Copy the records below exactly.

☆ ☆ ☆ ☆

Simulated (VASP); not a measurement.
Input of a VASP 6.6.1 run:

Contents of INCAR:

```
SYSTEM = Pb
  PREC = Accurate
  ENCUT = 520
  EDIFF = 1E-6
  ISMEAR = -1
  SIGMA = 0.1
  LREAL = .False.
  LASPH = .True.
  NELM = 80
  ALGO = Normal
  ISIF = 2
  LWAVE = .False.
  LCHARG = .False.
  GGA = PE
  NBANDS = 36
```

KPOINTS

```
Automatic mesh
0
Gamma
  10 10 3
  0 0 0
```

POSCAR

☆ ☆ ☆ ☆

*TASK SOLUTION*.
Simulated (VASP); not a measurement.
Input of a VASP 6.6.1 run:

Contents of INCAR:

```
SYSTEM = Pb
  PREC = Accurate
  ENCUT = 520
  EDIFF = 1E-6
  ISMEAR = -1
  SIGMA = 0.1
  LREAL = .False.
  LASPH = .True.
  NELM = 80
  ALGO = Normal
  ISIF = 2
  LWAVE = .False.
  LCHARG = .False.
  GGA = PE
  NBANDS = 36
```

KPOINTS

```
Automatic mesh
0
Gamma
  10 10 3
  0 0 0
```

POSCAR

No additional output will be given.